Assigned task
First find the line with "The layer was" in the entries below, then set down exactly every line through the line with "Task: What does", that line included.

--- Input data Enclosed Below ---

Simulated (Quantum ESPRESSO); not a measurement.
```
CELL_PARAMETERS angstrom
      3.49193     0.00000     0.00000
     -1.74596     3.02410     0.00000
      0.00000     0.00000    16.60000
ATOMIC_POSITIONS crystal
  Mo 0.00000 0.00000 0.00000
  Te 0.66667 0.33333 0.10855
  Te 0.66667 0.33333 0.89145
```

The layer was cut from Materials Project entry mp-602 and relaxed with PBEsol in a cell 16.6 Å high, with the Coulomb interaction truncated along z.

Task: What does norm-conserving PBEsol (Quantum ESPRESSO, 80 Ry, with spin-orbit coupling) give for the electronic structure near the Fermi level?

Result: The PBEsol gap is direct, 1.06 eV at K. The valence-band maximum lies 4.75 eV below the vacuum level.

--- End of Enclosed Input data ---

Task result
The layer was cut from Materials Project entry mp-602 and relaxed with PBEsol in a cell 16.6 Å high, with the Coulomb interaction truncated along z.

Task: What does norm-conserving PBEsol (Quantum ESPRESSO, 80 Ry, with spin-orbit coupling) give for the electronic structure near the Fermi level?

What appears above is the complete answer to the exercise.